■ DATASET RECORDS
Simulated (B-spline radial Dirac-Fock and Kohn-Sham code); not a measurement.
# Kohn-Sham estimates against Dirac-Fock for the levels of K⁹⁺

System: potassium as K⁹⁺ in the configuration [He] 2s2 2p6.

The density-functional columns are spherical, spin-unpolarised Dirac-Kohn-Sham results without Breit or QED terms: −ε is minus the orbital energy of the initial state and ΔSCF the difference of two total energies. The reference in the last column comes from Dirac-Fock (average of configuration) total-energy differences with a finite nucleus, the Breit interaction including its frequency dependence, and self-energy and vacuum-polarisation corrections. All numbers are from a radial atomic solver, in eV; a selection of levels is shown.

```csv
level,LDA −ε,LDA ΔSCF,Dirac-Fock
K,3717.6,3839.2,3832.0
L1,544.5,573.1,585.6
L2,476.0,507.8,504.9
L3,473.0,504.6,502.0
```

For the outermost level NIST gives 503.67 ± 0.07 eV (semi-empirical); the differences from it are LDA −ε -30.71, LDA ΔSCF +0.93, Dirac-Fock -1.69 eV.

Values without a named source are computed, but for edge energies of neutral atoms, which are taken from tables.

■ BRIEF
Every record must appear in the answer exactly as it does above.

■ TASK RESULT
Simulated (B-spline radial Dirac-Fock and Kohn-Sham code); not a measurement.
# Kohn-Sham estimates against Dirac-Fock for the levels of K⁹⁺

System: potassium as K⁹⁺ in the configuration [He] 2s2 2p6.

The density-functional columns are spherical, spin-unpolarised Dirac-Kohn-Sham results without Breit or QED terms: −ε is minus the orbital energy of the initial state and ΔSCF the difference of two total energies. The reference in the last column comes from Dirac-Fock (average of configuration) total-energy differences with a finite nucleus, the Breit interaction including its frequency dependence, and self-energy and vacuum-polarisation corrections. All numbers are from a radial atomic solver, in eV; a selection of levels is shown.

```csv
level,LDA −ε,LDA ΔSCF,Dirac-Fock
K,3717.6,3839.2,3832.0
L1,544.5,573.1,585.6
L2,476.0,507.8,504.9
L3,473.0,504.6,502.0
```

For the outermost level NIST gives 503.67 ± 0.07 eV (semi-empirical); the differences from it are LDA −ε -30.71, LDA ΔSCF +0.93, Dirac-Fock -1.69 eV.

Values without a named source are computed, but for edge energies of neutral atoms, which are taken from tables.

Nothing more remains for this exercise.